Brief> Copy out the listing beneath, missing nothing.

Recorded information>
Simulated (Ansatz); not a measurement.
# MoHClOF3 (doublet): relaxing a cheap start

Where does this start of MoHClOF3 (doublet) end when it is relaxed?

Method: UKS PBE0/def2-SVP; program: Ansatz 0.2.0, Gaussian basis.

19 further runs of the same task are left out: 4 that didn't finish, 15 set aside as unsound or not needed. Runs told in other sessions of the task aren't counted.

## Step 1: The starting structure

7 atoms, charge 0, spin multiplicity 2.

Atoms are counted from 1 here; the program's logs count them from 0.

Expected answer>
Simulated (Ansatz); not a measurement.
# MoHClOF3 (doublet): relaxing a cheap start

Where does this start of MoHClOF3 (doublet) end when it is relaxed?

Method: UKS PBE0/def2-SVP; program: Ansatz 0.2.0, Gaussian basis.

19 further runs of the same task are left out: 4 that didn't finish, 15 set aside as unsound or not needed. Runs told in other sessions of the task aren't counted.

## Step 1: The starting structure

7 atoms, charge 0, spin multiplicity 2.

Atoms are counted from 1 here; the program's logs count them from 0.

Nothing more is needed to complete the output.